### Excerpted data:
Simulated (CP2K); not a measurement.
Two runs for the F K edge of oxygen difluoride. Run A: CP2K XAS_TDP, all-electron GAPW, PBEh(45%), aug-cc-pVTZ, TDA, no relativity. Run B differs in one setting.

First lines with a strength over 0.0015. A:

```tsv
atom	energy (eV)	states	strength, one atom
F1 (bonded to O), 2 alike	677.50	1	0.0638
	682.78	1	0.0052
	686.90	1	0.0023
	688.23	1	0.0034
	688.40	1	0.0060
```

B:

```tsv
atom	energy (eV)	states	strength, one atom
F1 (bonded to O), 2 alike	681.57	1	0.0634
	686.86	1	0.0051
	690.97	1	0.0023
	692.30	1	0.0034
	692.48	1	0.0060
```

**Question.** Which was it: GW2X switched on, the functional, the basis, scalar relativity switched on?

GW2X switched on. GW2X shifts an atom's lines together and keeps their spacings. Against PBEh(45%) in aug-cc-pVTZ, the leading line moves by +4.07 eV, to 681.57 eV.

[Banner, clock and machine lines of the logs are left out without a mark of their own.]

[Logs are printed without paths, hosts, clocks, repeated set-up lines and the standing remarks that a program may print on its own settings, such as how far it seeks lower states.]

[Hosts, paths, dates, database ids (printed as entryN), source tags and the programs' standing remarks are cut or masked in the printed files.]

### Action item:
Among the entries above, locate the lines containing "[Banner, clock and" and "[Logs are printed", and transcribe exactly those two lines and all lines between.

### Solution:
[Banner, clock and machine lines of the logs are left out without a mark of their own.]

[Logs are printed without paths, hosts, clocks, repeated set-up lines and the standing remarks that a program may print on its own settings, such as how far it seeks lower states.]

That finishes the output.